╭─ ENTRIES SUPPLIED

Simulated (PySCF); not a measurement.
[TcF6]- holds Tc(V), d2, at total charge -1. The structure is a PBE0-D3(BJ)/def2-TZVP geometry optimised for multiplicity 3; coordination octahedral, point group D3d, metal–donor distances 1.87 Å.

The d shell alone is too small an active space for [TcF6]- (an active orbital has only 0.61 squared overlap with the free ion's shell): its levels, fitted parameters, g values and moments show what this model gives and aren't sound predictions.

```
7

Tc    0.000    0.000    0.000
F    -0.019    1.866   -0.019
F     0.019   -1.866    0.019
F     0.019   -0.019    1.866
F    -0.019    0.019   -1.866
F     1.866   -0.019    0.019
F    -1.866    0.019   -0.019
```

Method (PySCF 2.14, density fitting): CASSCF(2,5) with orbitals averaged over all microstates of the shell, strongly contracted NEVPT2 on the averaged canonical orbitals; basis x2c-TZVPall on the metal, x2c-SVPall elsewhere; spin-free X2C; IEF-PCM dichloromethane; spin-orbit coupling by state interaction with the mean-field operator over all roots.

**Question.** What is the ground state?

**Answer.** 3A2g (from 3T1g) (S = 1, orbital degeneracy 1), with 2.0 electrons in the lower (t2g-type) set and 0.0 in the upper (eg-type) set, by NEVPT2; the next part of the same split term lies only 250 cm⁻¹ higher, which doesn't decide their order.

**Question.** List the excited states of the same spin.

╰─

ASSIGNED TASK: Down to the last character, restate every record.

SOLUTION:
Simulated (PySCF); not a measurement.
[TcF6]- holds Tc(V), d2, at total charge -1. The structure is a PBE0-D3(BJ)/def2-TZVP geometry optimised for multiplicity 3; coordination octahedral, point group D3d, metal–donor distances 1.87 Å.

The d shell alone is too small an active space for [TcF6]- (an active orbital has only 0.61 squared overlap with the free ion's shell): its levels, fitted parameters, g values and moments show what this model gives and aren't sound predictions.

```
7

Tc    0.000    0.000    0.000
F    -0.019    1.866   -0.019
F     0.019   -1.866    0.019
F     0.019   -0.019    1.866
F    -0.019    0.019   -1.866
F     1.866   -0.019    0.019
F    -1.866    0.019   -0.019
```

Method (PySCF 2.14, density fitting): CASSCF(2,5) with orbitals averaged over all microstates of the shell, strongly contracted NEVPT2 on the averaged canonical orbitals; basis x2c-TZVPall on the metal, x2c-SVPall elsewhere; spin-free X2C; IEF-PCM dichloromethane; spin-orbit coupling by state interaction with the mean-field operator over all roots.

**Question.** What is the ground state?

**Answer.** 3A2g (from 3T1g) (S = 1, orbital degeneracy 1), with 2.0 electrons in the lower (t2g-type) set and 0.0 in the upper (eg-type) set, by NEVPT2; the next part of the same split term lies only 250 cm⁻¹ higher, which doesn't decide their order.

**Question.** List the excited states of the same spin.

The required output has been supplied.